Required action:
Write the data out verbatim.

START Supplied information
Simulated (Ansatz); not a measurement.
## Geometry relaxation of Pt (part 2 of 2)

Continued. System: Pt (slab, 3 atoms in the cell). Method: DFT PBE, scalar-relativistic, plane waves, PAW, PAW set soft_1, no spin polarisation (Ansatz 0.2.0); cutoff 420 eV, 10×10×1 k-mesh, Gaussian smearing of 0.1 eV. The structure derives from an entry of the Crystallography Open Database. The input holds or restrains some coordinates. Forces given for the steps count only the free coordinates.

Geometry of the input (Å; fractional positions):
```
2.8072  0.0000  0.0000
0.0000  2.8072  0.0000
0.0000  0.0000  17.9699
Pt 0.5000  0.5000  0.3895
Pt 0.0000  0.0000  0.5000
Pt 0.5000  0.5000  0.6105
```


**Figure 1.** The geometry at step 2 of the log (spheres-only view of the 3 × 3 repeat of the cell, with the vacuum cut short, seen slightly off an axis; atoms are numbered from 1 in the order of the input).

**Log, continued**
END Supplied information

Task result:
Simulated (Ansatz); not a measurement.
## Geometry relaxation of Pt (part 2 of 2)

Continued. System: Pt (slab, 3 atoms in the cell). Method: DFT PBE, scalar-relativistic, plane waves, PAW, PAW set soft_1, no spin polarisation (Ansatz 0.2.0); cutoff 420 eV, 10×10×1 k-mesh, Gaussian smearing of 0.1 eV. The structure derives from an entry of the Crystallography Open Database. The input holds or restrains some coordinates. Forces given for the steps count only the free coordinates.

Geometry of the input (Å; fractional positions):
```
2.8072  0.0000  0.0000
0.0000  2.8072  0.0000
0.0000  0.0000  17.9699
Pt 0.5000  0.5000  0.3895
Pt 0.0000  0.0000  0.5000
Pt 0.5000  0.5000  0.6105
```


**Figure 1.** The geometry at step 2 of the log (spheres-only view of the 3 × 3 repeat of the cell, with the vacuum cut short, seen slightly off an axis; atoms are numbered from 1 in the order of the input).

**Log, continued**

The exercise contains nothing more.